*** Begin section ***
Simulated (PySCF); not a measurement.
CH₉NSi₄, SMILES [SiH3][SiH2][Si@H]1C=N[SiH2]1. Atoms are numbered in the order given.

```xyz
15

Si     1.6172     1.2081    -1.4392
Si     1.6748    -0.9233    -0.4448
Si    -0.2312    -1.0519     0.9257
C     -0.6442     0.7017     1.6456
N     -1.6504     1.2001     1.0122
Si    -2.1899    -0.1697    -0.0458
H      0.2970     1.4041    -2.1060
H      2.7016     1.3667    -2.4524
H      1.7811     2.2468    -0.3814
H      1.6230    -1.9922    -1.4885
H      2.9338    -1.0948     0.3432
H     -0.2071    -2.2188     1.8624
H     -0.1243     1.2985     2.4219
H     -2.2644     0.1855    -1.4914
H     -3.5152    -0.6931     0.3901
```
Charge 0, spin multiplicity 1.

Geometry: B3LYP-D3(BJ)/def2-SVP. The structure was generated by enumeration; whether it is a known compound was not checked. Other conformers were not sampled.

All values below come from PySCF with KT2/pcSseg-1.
*** End section ***

▸ Assignment:
Your answer should consist only of the lines above between the line holding "CH₉NSi₄, SMILES [SiH3][SiH2][Si@H]1C=N[SiH2]1." and the line holding "Geometry: B3LYP-D3(BJ)/def2-SVP. The", inclusive, each transcribed exactly.

▸ Exercise solution:
CH₉NSi₄, SMILES [SiH3][SiH2][Si@H]1C=N[SiH2]1. Atoms are numbered in the order given.

```xyz
15

Si     1.6172     1.2081    -1.4392
Si     1.6748    -0.9233    -0.4448
Si    -0.2312    -1.0519     0.9257
C     -0.6442     0.7017     1.6456
N     -1.6504     1.2001     1.0122
Si    -2.1899    -0.1697    -0.0458
H      0.2970     1.4041    -2.1060
H      2.7016     1.3667    -2.4524
H      1.7811     2.2468    -0.3814
H      1.6230    -1.9922    -1.4885
H      2.9338    -1.0948     0.3432
H     -0.2071    -2.2188     1.8624
H     -0.1243     1.2985     2.4219
H     -2.2644     0.1855    -1.4914
H     -3.5152    -0.6931     0.3901
```
Charge 0, spin multiplicity 1.

Geometry: B3LYP-D3(BJ)/def2-SVP. The structure was generated by enumeration; whether it is a known compound was not checked. Other conformers were not sampled.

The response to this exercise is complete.